Material shown:
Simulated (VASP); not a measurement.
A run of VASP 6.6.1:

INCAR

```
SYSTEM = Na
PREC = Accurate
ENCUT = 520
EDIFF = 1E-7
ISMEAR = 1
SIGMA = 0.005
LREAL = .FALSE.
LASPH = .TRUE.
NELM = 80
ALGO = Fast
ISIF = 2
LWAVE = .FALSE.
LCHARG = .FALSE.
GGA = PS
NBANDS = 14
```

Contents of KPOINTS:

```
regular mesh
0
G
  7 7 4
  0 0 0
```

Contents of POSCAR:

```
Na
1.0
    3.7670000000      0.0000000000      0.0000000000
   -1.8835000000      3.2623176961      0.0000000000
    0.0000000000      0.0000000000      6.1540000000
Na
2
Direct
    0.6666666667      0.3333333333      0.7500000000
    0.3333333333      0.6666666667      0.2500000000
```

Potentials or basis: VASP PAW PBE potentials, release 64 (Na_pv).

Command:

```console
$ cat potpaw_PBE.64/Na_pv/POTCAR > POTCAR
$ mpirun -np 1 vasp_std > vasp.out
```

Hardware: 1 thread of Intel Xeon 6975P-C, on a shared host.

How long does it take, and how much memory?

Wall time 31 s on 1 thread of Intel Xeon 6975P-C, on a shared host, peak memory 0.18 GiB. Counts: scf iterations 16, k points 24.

Task item:
Could you write out exactly the lines above, starting at the first one and ending with the line that has "How long does it take, and how much memory?"?

Written answer:
Simulated (VASP); not a measurement.
A run of VASP 6.6.1:

INCAR

```
SYSTEM = Na
PREC = Accurate
ENCUT = 520
EDIFF = 1E-7
ISMEAR = 1
SIGMA = 0.005
LREAL = .FALSE.
LASPH = .TRUE.
NELM = 80
ALGO = Fast
ISIF = 2
LWAVE = .FALSE.
LCHARG = .FALSE.
GGA = PS
NBANDS = 14
```

Contents of KPOINTS:

```
regular mesh
0
G
  7 7 4
  0 0 0
```

Contents of POSCAR:

```
Na
1.0
    3.7670000000      0.0000000000      0.0000000000
   -1.8835000000      3.2623176961      0.0000000000
    0.0000000000      0.0000000000      6.1540000000
Na
2
Direct
    0.6666666667      0.3333333333      0.7500000000
    0.3333333333      0.6666666667      0.2500000000
```

Potentials or basis: VASP PAW PBE potentials, release 64 (Na_pv).

Command:

```console
$ cat potpaw_PBE.64/Na_pv/POTCAR > POTCAR
$ mpirun -np 1 vasp_std > vasp.out
```

Hardware: 1 thread of Intel Xeon 6975P-C, on a shared host.

How long does it take, and how much memory?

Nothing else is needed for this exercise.